◆ ◆ ◆ ◆ ◆

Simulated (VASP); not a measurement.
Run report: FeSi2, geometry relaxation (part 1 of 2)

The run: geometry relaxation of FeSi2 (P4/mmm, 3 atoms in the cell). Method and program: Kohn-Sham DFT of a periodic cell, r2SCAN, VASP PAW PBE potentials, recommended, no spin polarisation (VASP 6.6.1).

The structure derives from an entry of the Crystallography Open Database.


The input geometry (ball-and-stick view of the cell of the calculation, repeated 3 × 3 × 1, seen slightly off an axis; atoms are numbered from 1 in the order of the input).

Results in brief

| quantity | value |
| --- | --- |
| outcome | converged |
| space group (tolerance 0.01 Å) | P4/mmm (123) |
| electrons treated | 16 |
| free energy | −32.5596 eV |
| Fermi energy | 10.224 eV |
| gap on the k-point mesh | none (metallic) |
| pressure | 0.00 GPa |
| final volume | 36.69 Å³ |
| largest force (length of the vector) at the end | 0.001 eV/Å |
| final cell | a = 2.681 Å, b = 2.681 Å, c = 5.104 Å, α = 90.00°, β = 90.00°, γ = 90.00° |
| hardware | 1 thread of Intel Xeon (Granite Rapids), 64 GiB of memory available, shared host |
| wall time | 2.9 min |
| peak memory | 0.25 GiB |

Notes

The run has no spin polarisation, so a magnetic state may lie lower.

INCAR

◆ ◆ ◆ ◆ ◆

* **Brief**: Set down every record above exactly as given.

* **Result**:
Simulated (VASP); not a measurement.
Run report: FeSi2, geometry relaxation (part 1 of 2)

The run: geometry relaxation of FeSi2 (P4/mmm, 3 atoms in the cell). Method and program: Kohn-Sham DFT of a periodic cell, r2SCAN, VASP PAW PBE potentials, recommended, no spin polarisation (VASP 6.6.1).

The structure derives from an entry of the Crystallography Open Database.


The input geometry (ball-and-stick view of the cell of the calculation, repeated 3 × 3 × 1, seen slightly off an axis; atoms are numbered from 1 in the order of the input).

Results in brief

| quantity | value |
| --- | --- |
| outcome | converged |
| space group (tolerance 0.01 Å) | P4/mmm (123) |
| electrons treated | 16 |
| free energy | −32.5596 eV |
| Fermi energy | 10.224 eV |
| gap on the k-point mesh | none (metallic) |
| pressure | 0.00 GPa |
| final volume | 36.69 Å³ |
| largest force (length of the vector) at the end | 0.001 eV/Å |
| final cell | a = 2.681 Å, b = 2.681 Å, c = 5.104 Å, α = 90.00°, β = 90.00°, γ = 90.00° |
| hardware | 1 thread of Intel Xeon (Granite Rapids), 64 GiB of memory available, shared host |
| wall time | 2.9 min |
| peak memory | 0.25 GiB |

Notes

The run has no spin polarisation, so a magnetic state may lie lower.

INCAR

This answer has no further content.